▶ **MATERIAL SUPPLIED**:
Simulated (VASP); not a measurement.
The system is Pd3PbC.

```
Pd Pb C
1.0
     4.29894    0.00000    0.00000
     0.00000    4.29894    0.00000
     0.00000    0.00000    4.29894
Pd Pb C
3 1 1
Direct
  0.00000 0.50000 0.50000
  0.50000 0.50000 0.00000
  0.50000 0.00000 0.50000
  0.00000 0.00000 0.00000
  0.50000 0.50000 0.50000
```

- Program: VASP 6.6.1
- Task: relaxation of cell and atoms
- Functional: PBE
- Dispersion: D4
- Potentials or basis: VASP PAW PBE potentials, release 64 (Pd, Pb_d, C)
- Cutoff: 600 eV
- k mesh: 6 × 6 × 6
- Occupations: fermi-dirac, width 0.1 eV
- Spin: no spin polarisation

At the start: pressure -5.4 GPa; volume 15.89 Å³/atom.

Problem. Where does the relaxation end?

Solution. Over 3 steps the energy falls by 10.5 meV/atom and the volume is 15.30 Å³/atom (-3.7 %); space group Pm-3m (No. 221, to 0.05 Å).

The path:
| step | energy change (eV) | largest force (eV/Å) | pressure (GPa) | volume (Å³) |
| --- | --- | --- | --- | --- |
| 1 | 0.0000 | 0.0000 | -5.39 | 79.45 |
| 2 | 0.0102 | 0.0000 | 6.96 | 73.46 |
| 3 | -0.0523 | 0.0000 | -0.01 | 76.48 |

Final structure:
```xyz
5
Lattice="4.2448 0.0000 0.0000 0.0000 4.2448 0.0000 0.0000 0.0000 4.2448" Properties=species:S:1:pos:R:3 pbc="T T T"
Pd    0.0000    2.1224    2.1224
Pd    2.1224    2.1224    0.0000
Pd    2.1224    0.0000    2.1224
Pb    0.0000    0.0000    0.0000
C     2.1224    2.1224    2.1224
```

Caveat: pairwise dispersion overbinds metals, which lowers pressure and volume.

▶ **ASSIGNED TASK**:
Reproduce, line for line, the material, starting at its first line, and end once the line holding "- Dispersion: D4" has been output.

▶ **TASK ANSWER**:
Simulated (VASP); not a measurement.
The system is Pd3PbC.

```
Pd Pb C
1.0
     4.29894    0.00000    0.00000
     0.00000    4.29894    0.00000
     0.00000    0.00000    4.29894
Pd Pb C
3 1 1
Direct
  0.00000 0.50000 0.50000
  0.50000 0.50000 0.00000
  0.50000 0.00000 0.50000
  0.00000 0.00000 0.00000
  0.50000 0.50000 0.50000
```

- Program: VASP 6.6.1
- Task: relaxation of cell and atoms
- Functional: PBE
- Dispersion: D4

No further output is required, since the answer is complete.